- **Activity**
Print the data that follows exactly.

- **Data extracts**
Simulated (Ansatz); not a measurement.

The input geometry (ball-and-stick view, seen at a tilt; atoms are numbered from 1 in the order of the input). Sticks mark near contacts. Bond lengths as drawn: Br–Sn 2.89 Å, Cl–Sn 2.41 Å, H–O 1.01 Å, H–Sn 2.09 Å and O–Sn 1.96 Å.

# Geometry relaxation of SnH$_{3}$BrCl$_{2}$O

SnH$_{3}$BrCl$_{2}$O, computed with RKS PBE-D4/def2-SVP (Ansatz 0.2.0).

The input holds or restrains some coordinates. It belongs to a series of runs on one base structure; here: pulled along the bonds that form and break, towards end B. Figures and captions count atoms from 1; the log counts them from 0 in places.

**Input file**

- **Task solution**
Simulated (Ansatz); not a measurement.

The input geometry (ball-and-stick view, seen at a tilt; atoms are numbered from 1 in the order of the input). Sticks mark near contacts. Bond lengths as drawn: Br–Sn 2.89 Å, Cl–Sn 2.41 Å, H–O 1.01 Å, H–Sn 2.09 Å and O–Sn 1.96 Å.

# Geometry relaxation of SnH$_{3}$BrCl$_{2}$O

SnH$_{3}$BrCl$_{2}$O, computed with RKS PBE-D4/def2-SVP (Ansatz 0.2.0).

The input holds or restrains some coordinates. It belongs to a series of runs on one base structure; here: pulled along the bonds that form and break, towards end B. Figures and captions count atoms from 1; the log counts them from 0 in places.

**Input file**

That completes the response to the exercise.